EXTRACTED ENTRIES:
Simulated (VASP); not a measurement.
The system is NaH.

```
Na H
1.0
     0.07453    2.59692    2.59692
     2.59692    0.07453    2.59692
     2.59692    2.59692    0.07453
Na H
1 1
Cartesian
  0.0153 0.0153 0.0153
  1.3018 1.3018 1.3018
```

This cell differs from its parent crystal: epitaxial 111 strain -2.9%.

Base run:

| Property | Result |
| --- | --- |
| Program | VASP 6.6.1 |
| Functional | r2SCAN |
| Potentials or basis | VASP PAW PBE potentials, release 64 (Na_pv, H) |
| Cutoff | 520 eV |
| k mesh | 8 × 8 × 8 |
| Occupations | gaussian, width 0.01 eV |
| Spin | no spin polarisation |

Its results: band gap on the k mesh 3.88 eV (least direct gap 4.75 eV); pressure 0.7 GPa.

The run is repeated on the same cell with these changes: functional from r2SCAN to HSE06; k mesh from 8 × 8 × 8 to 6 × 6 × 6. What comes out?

WORK ORDER:
Nothing in the data should be altered; please repeat it exactly.

YOUR RESPONSE:
Simulated (VASP); not a measurement.
The system is NaH.

```
Na H
1.0
     0.07453    2.59692    2.59692
     2.59692    0.07453    2.59692
     2.59692    2.59692    0.07453
Na H
1 1
Cartesian
  0.0153 0.0153 0.0153
  1.3018 1.3018 1.3018
```

This cell differs from its parent crystal: epitaxial 111 strain -2.9%.

Base run:

| Property | Result |
| --- | --- |
| Program | VASP 6.6.1 |
| Functional | r2SCAN |
| Potentials or basis | VASP PAW PBE potentials, release 64 (Na_pv, H) |
| Cutoff | 520 eV |
| k mesh | 8 × 8 × 8 |
| Occupations | gaussian, width 0.01 eV |
| Spin | no spin polarisation |

Its results: band gap on the k mesh 3.88 eV (least direct gap 4.75 eV); pressure 0.7 GPa.

The run is repeated on the same cell with these changes: functional from r2SCAN to HSE06; k mesh from 8 × 8 × 8 to 6 × 6 × 6. What comes out?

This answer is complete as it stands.